_WORK REQUEST_
Output the entries below exactly, from the first line to the line holding "Computed with an", both included.

_GIVEN DATA_
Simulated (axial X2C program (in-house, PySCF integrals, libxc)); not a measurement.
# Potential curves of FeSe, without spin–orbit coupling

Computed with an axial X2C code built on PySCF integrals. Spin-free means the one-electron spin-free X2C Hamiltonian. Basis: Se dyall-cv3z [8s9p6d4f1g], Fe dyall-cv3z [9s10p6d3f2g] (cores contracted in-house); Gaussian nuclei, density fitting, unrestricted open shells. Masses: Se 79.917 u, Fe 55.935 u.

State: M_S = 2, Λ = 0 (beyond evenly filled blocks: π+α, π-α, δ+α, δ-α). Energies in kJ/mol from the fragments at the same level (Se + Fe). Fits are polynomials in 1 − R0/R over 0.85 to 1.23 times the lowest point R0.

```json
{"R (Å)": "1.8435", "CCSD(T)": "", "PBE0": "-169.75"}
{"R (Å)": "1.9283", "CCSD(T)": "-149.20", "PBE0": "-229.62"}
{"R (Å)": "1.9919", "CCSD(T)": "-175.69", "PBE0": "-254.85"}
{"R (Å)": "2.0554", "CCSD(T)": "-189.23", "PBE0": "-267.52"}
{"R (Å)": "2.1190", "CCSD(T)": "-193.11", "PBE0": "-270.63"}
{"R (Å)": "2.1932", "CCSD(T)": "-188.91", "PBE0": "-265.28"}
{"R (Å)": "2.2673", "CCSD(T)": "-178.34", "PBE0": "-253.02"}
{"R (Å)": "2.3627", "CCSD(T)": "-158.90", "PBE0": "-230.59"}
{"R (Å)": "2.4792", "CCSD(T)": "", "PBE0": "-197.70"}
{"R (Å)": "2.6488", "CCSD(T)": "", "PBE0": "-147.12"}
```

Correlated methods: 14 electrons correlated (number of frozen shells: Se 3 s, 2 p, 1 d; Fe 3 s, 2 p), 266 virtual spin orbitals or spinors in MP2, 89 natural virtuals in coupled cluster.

_EXERCISE RESPONSE_
Simulated (axial X2C program (in-house, PySCF integrals, libxc)); not a measurement.
# Potential curves of FeSe, without spin–orbit coupling

Computed with an axial X2C code built on PySCF integrals. Spin-free means the one-electron spin-free X2C Hamiltonian. Basis: Se dyall-cv3z [8s9p6d4f1g], Fe dyall-cv3z [9s10p6d3f2g] (cores contracted in-house); Gaussian nuclei, density fitting, unrestricted open shells. Masses: Se 79.917 u, Fe 55.935 u.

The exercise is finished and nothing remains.